Excerpted data -
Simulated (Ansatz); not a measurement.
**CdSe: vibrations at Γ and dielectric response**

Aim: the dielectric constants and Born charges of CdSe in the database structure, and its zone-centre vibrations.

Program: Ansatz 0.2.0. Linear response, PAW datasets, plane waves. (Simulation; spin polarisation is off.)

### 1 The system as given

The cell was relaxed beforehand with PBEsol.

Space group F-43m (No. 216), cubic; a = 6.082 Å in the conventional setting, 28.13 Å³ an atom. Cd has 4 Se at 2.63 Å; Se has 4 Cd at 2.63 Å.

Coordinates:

Exercise - Set every record down again exactly as written.

Written reply -
Simulated (Ansatz); not a measurement.
**CdSe: vibrations at Γ and dielectric response**

Aim: the dielectric constants and Born charges of CdSe in the database structure, and its zone-centre vibrations.

Program: Ansatz 0.2.0. Linear response, PAW datasets, plane waves. (Simulation; spin polarisation is off.)

### 1 The system as given

The cell was relaxed beforehand with PBEsol.

Space group F-43m (No. 216), cubic; a = 6.082 Å in the conventional setting, 28.13 Å³ an atom. Cd has 4 Se at 2.63 Å; Se has 4 Cd at 2.63 Å.

Coordinates:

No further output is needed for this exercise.